------------------------------------------------------------
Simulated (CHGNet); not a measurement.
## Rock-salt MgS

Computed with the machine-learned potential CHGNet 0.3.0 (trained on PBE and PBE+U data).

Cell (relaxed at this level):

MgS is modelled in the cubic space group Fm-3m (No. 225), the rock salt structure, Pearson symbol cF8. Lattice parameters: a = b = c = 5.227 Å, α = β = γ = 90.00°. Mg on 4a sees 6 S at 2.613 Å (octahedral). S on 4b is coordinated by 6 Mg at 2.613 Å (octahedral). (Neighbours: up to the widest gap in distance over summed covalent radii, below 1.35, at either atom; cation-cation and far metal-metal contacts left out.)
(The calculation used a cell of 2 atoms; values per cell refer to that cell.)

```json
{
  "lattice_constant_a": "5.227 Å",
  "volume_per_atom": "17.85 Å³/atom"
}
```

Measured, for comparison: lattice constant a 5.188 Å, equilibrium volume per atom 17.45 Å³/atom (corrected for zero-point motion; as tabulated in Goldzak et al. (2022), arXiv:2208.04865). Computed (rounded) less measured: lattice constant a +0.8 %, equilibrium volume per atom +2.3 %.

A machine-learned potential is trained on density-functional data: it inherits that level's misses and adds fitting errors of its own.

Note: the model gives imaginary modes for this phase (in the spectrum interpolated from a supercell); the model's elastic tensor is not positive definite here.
------------------------------------------------------------

▸ **Required action**
Give back, exactly as written, the stretch from the line with "Computed with the" through the line with "Measured, for comparison: lattice", and no other lines from the records above.

▸ **Answer box**
Computed with the machine-learned potential CHGNet 0.3.0 (trained on PBE and PBE+U data).

Cell (relaxed at this level):

MgS is modelled in the cubic space group Fm-3m (No. 225), the rock salt structure, Pearson symbol cF8. Lattice parameters: a = b = c = 5.227 Å, α = β = γ = 90.00°. Mg on 4a sees 6 S at 2.613 Å (octahedral). S on 4b is coordinated by 6 Mg at 2.613 Å (octahedral). (Neighbours: up to the widest gap in distance over summed covalent radii, below 1.35, at either atom; cation-cation and far metal-metal contacts left out.)
(The calculation used a cell of 2 atoms; values per cell refer to that cell.)

```json
{
  "lattice_constant_a": "5.227 Å",
  "volume_per_atom": "17.85 Å³/atom"
}
```

Measured, for comparison: lattice constant a 5.188 Å, equilibrium volume per atom 17.45 Å³/atom (corrected for zero-point motion; as tabulated in Goldzak et al. (2022), arXiv:2208.04865). Computed (rounded) less measured: lattice constant a +0.8 %, equilibrium volume per atom +2.3 %.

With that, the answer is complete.